*** Block opens ***

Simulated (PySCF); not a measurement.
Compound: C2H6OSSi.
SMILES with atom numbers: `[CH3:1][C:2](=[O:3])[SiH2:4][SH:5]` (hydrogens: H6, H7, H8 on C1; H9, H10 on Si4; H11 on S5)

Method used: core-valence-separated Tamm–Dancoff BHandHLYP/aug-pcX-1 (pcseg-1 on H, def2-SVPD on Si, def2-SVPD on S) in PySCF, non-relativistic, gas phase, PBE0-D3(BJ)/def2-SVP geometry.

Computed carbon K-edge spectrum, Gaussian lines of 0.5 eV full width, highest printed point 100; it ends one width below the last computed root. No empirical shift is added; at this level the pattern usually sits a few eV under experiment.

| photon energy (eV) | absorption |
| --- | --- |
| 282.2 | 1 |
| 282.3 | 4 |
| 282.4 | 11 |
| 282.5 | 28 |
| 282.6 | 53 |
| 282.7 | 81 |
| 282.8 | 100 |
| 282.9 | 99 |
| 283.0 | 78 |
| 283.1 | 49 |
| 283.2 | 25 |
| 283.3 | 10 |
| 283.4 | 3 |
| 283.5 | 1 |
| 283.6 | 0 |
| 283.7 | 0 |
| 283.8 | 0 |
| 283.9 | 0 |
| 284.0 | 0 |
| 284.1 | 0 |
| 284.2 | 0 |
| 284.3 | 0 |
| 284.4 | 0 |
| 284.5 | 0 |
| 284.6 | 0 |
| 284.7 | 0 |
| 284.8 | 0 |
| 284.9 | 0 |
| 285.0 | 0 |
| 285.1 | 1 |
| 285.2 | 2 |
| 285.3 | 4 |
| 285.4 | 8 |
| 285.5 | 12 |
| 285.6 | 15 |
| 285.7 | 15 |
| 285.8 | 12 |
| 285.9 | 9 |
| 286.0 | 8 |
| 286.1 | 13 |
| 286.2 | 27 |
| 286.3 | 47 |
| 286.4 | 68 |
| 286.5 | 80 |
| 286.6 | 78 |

*** Block closes ***

From the first line of the records above to the line that contains "286.5 | 80 |", quote each line exactly.

▶ _REPLY_
Simulated (PySCF); not a measurement.
Compound: C2H6OSSi.
SMILES with atom numbers: `[CH3:1][C:2](=[O:3])[SiH2:4][SH:5]` (hydrogens: H6, H7, H8 on C1; H9, H10 on Si4; H11 on S5)

Method used: core-valence-separated Tamm–Dancoff BHandHLYP/aug-pcX-1 (pcseg-1 on H, def2-SVPD on Si, def2-SVPD on S) in PySCF, non-relativistic, gas phase, PBE0-D3(BJ)/def2-SVP geometry.

Computed carbon K-edge spectrum, Gaussian lines of 0.5 eV full width, highest printed point 100; it ends one width below the last computed root. No empirical shift is added; at this level the pattern usually sits a few eV under experiment.

| photon energy (eV) | absorption |
| --- | --- |
| 282.2 | 1 |
| 282.3 | 4 |
| 282.4 | 11 |
| 282.5 | 28 |
| 282.6 | 53 |
| 282.7 | 81 |
| 282.8 | 100 |
| 282.9 | 99 |
| 283.0 | 78 |
| 283.1 | 49 |
| 283.2 | 25 |
| 283.3 | 10 |
| 283.4 | 3 |
| 283.5 | 1 |
| 283.6 | 0 |
| 283.7 | 0 |
| 283.8 | 0 |
| 283.9 | 0 |
| 284.0 | 0 |
| 284.1 | 0 |
| 284.2 | 0 |
| 284.3 | 0 |
| 284.4 | 0 |
| 284.5 | 0 |
| 284.6 | 0 |
| 284.7 | 0 |
| 284.8 | 0 |
| 284.9 | 0 |
| 285.0 | 0 |
| 285.1 | 1 |
| 285.2 | 2 |
| 285.3 | 4 |
| 285.4 | 8 |
| 285.5 | 12 |
| 285.6 | 15 |
| 285.7 | 15 |
| 285.8 | 12 |
| 285.9 | 9 |
| 286.0 | 8 |
| 286.1 | 13 |
| 286.2 | 27 |
| 286.3 | 47 |
| 286.4 | 68 |
| 286.5 | 80 |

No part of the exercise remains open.